Entries supplied
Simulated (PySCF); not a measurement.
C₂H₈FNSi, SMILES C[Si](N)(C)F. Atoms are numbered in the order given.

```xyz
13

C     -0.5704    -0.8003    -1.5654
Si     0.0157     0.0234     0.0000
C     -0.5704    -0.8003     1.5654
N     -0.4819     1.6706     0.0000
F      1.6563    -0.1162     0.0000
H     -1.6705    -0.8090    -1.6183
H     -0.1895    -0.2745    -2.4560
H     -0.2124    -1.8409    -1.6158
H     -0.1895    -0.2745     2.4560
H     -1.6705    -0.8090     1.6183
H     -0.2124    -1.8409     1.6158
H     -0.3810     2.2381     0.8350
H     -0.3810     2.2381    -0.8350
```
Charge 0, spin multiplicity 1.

Activity
From first line to last, transcribe the material exactly.

Exercise result
Simulated (PySCF); not a measurement.
C₂H₈FNSi, SMILES C[Si](N)(C)F. Atoms are numbered in the order given.

```xyz
13

C     -0.5704    -0.8003    -1.5654
Si     0.0157     0.0234     0.0000
C     -0.5704    -0.8003     1.5654
N     -0.4819     1.6706     0.0000
F      1.6563    -0.1162     0.0000
H     -1.6705    -0.8090    -1.6183
H     -0.1895    -0.2745    -2.4560
H     -0.2124    -1.8409    -1.6158
H     -0.1895    -0.2745     2.4560
H     -1.6705    -0.8090     1.6183
H     -0.2124    -1.8409     1.6158
H     -0.3810     2.2381     0.8350
H     -0.3810     2.2381    -0.8350
```
Charge 0, spin multiplicity 1.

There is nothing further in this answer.